• **Data provided**:
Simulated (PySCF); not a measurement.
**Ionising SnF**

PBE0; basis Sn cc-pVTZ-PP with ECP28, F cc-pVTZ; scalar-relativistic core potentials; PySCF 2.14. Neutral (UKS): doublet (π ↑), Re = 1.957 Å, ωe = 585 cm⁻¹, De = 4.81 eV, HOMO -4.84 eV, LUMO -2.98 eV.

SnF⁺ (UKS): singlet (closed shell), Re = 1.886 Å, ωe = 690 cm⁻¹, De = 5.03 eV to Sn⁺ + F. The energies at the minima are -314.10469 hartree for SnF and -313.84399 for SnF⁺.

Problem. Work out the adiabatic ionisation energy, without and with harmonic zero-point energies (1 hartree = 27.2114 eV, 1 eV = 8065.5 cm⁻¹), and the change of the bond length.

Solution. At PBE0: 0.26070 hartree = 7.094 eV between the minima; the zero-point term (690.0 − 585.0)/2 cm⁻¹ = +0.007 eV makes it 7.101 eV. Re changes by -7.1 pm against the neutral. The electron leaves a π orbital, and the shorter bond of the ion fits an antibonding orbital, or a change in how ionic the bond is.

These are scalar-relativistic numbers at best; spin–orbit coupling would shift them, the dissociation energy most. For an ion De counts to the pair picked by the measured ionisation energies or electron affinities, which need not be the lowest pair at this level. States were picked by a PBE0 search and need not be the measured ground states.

• **Work task**: From the listing above, output exactly the run of lines that starts with the line containing "Problem. Work out" and ends with the line containing "Solution. At PBE0: 0.26070".

• **Exercise response**:
Problem. Work out the adiabatic ionisation energy, without and with harmonic zero-point energies (1 hartree = 27.2114 eV, 1 eV = 8065.5 cm⁻¹), and the change of the bond length.

Solution. At PBE0: 0.26070 hartree = 7.094 eV between the minima; the zero-point term (690.0 − 585.0)/2 cm⁻¹ = +0.007 eV makes it 7.101 eV. Re changes by -7.1 pm against the neutral. The electron leaves a π orbital, and the shorter bond of the ion fits an antibonding orbital, or a change in how ionic the bond is.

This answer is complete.